■ **WORK ORDER**
Take the data that follows and return it exactly.

***

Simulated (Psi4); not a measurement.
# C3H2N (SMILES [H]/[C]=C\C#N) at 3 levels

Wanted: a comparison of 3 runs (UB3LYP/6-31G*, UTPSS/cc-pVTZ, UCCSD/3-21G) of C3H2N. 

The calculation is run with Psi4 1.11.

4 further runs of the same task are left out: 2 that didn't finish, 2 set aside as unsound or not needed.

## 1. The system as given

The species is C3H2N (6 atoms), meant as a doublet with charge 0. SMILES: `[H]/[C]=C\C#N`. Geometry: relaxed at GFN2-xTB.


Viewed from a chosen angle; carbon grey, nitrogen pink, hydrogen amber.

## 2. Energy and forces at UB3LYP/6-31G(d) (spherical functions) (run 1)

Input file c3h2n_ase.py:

***

■ **TASK SOLUTION**
Simulated (Psi4); not a measurement.
# C3H2N (SMILES [H]/[C]=C\C#N) at 3 levels

Wanted: a comparison of 3 runs (UB3LYP/6-31G*, UTPSS/cc-pVTZ, UCCSD/3-21G) of C3H2N. 

The calculation is run with Psi4 1.11.

4 further runs of the same task are left out: 2 that didn't finish, 2 set aside as unsound or not needed.

## 1. The system as given

The species is C3H2N (6 atoms), meant as a doublet with charge 0. SMILES: `[H]/[C]=C\C#N`. Geometry: relaxed at GFN2-xTB.


Viewed from a chosen angle; carbon grey, nitrogen pink, hydrogen amber.

## 2. Energy and forces at UB3LYP/6-31G(d) (spherical functions) (run 1)

Input file c3h2n_ase.py:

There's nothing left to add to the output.